= Exercise =
Please repeat, unchanged, the lines at the top of the listing below, ending with the one that has "mesh | 4 × 4 × 4 |".

= Supplied material =
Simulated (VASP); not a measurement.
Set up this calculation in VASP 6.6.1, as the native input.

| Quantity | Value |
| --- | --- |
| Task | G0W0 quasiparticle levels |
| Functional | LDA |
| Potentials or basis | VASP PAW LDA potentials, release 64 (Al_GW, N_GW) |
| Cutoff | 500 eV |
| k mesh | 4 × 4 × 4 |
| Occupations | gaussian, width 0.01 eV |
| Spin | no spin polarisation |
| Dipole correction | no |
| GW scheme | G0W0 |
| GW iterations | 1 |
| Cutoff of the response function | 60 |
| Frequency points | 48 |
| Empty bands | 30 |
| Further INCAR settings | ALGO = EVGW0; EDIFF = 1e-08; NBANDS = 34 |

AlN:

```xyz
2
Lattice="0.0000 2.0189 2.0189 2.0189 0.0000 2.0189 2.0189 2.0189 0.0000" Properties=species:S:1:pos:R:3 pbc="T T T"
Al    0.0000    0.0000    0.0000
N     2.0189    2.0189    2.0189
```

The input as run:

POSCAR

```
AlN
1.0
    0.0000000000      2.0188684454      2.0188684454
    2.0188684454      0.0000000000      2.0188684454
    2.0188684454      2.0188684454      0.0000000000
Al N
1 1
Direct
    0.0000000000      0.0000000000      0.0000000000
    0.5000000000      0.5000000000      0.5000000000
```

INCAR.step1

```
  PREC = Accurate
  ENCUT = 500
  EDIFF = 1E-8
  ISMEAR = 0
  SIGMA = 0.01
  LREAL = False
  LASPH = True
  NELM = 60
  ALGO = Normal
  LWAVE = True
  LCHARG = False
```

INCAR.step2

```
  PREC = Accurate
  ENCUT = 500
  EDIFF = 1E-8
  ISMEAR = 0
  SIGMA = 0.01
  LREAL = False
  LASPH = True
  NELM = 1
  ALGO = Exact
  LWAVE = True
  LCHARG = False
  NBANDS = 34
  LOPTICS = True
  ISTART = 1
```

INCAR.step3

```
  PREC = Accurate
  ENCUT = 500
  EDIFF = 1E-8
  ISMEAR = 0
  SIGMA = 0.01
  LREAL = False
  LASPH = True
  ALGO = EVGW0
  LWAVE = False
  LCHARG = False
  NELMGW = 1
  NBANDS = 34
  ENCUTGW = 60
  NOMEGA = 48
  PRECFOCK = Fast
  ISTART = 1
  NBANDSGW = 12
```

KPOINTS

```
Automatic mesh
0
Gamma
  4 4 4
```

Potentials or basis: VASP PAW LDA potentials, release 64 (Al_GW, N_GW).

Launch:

= Solution =
Simulated (VASP); not a measurement.
Set up this calculation in VASP 6.6.1, as the native input.

| Quantity | Value |
| --- | --- |
| Task | G0W0 quasiparticle levels |
| Functional | LDA |
| Potentials or basis | VASP PAW LDA potentials, release 64 (Al_GW, N_GW) |
| Cutoff | 500 eV |
| k mesh | 4 × 4 × 4 |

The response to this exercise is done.